## SUPPLIED DATA
---*---
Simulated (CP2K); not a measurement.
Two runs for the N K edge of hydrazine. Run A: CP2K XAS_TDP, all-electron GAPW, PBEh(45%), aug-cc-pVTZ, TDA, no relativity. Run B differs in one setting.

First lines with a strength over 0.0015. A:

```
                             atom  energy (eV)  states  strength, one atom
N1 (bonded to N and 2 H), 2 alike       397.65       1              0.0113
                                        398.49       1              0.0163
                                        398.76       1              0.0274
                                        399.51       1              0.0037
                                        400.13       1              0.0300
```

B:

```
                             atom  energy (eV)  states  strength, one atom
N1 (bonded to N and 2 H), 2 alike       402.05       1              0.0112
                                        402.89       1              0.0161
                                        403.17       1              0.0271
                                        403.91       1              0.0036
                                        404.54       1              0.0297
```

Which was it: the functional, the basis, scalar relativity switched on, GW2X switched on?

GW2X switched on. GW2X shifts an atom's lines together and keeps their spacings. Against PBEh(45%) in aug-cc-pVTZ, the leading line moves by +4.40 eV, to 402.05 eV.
---*---

## ACTION ITEM
Retype, exactly and with nothing added, the lines of the material above from the first through the one that contains "Which was it: the".

## TASK ANSWER
Simulated (CP2K); not a measurement.
Two runs for the N K edge of hydrazine. Run A: CP2K XAS_TDP, all-electron GAPW, PBEh(45%), aug-cc-pVTZ, TDA, no relativity. Run B differs in one setting.

First lines with a strength over 0.0015. A:

```
                             atom  energy (eV)  states  strength, one atom
N1 (bonded to N and 2 H), 2 alike       397.65       1              0.0113
                                        398.49       1              0.0163
                                        398.76       1              0.0274
                                        399.51       1              0.0037
                                        400.13       1              0.0300
```

B:

```
                             atom  energy (eV)  states  strength, one atom
N1 (bonded to N and 2 H), 2 alike       402.05       1              0.0112
                                        402.89       1              0.0161
                                        403.17       1              0.0271
                                        403.91       1              0.0036
                                        404.54       1              0.0297
```

Which was it: the functional, the basis, scalar relativity switched on, GW2X switched on?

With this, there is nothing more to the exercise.